## ASSIGNED TASK
From the first line through the line containing "one is relaxed?", transcribe the records exactly and include no other lines.

## DATA EXCERPTS
Start of Block

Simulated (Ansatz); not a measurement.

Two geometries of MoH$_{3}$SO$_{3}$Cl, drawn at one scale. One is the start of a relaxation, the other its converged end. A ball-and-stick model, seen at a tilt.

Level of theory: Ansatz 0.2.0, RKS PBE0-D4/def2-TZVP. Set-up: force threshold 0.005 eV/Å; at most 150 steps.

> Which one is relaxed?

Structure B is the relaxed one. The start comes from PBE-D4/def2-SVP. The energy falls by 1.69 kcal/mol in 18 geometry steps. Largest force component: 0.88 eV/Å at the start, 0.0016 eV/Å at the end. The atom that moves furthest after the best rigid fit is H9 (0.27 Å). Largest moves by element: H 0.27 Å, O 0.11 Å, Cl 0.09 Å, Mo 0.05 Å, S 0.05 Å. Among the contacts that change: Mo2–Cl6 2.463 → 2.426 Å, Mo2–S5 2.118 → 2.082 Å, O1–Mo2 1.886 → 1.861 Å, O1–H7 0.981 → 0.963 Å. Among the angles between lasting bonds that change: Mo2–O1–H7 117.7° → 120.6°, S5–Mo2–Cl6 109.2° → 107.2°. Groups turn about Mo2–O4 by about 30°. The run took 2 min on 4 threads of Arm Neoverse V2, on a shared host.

End of Block

## TASK RESPONSE
Simulated (Ansatz); not a measurement.

Two geometries of MoH$_{3}$SO$_{3}$Cl, drawn at one scale. One is the start of a relaxation, the other its converged end. A ball-and-stick model, seen at a tilt.

Level of theory: Ansatz 0.2.0, RKS PBE0-D4/def2-TZVP. Set-up: force threshold 0.005 eV/Å; at most 150 steps.

> Which one is relaxed?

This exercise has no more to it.